=== Action item ===
Beginning with the first line below, please restate each line exactly, down to and including the line containing "along the run?**".

[Material shown]
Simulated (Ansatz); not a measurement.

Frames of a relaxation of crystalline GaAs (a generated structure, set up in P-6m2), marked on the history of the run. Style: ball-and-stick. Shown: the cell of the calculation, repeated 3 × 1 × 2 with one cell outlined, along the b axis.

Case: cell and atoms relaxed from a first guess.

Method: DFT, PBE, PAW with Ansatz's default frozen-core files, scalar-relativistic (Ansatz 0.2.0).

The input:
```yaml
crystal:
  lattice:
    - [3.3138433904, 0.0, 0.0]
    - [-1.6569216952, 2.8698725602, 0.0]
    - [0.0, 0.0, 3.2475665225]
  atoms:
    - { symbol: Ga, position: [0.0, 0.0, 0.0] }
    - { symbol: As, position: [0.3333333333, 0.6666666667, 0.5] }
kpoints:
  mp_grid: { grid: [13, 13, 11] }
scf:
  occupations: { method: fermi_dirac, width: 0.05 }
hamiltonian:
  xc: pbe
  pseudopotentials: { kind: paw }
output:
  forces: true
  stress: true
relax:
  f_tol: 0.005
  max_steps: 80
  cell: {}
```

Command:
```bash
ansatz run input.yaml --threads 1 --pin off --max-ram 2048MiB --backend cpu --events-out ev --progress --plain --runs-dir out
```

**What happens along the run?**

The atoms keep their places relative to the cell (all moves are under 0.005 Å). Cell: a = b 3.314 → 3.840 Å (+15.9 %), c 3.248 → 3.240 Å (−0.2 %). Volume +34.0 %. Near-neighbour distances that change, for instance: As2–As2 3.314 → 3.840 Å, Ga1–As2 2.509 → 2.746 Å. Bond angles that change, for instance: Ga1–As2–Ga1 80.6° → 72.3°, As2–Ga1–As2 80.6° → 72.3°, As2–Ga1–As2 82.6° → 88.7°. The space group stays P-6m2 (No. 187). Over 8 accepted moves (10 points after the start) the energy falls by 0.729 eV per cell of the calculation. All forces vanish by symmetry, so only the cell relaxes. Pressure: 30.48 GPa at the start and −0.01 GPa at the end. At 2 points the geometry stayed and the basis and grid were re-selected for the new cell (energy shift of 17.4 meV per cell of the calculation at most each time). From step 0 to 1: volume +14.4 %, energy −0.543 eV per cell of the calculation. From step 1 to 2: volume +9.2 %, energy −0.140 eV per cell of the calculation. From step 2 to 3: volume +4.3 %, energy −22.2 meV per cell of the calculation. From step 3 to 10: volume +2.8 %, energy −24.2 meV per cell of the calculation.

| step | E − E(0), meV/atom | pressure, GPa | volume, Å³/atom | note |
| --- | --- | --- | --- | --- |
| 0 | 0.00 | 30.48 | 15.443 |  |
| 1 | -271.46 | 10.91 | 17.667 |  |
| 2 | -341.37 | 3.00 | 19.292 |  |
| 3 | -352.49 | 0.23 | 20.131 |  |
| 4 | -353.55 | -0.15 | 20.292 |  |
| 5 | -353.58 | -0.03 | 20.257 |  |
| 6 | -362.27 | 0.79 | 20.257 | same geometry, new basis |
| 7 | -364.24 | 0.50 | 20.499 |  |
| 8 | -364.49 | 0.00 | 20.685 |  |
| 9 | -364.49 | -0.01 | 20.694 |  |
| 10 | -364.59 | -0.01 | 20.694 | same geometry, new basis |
[/Material shown]

=== Worked solution ===
Simulated (Ansatz); not a measurement.

Frames of a relaxation of crystalline GaAs (a generated structure, set up in P-6m2), marked on the history of the run. Style: ball-and-stick. Shown: the cell of the calculation, repeated 3 × 1 × 2 with one cell outlined, along the b axis.

Case: cell and atoms relaxed from a first guess.

Method: DFT, PBE, PAW with Ansatz's default frozen-core files, scalar-relativistic (Ansatz 0.2.0).

The input:
```yaml
crystal:
  lattice:
    - [3.3138433904, 0.0, 0.0]
    - [-1.6569216952, 2.8698725602, 0.0]
    - [0.0, 0.0, 3.2475665225]
  atoms:
    - { symbol: Ga, position: [0.0, 0.0, 0.0] }
    - { symbol: As, position: [0.3333333333, 0.6666666667, 0.5] }
kpoints:
  mp_grid: { grid: [13, 13, 11] }
scf:
  occupations: { method: fermi_dirac, width: 0.05 }
hamiltonian:
  xc: pbe
  pseudopotentials: { kind: paw }
output:
  forces: true
  stress: true
relax:
  f_tol: 0.005
  max_steps: 80
  cell: {}
```

Command:
```bash
ansatz run input.yaml --threads 1 --pin off --max-ram 2048MiB --backend cpu --events-out ev --progress --plain --runs-dir out
```

**What happens along the run?**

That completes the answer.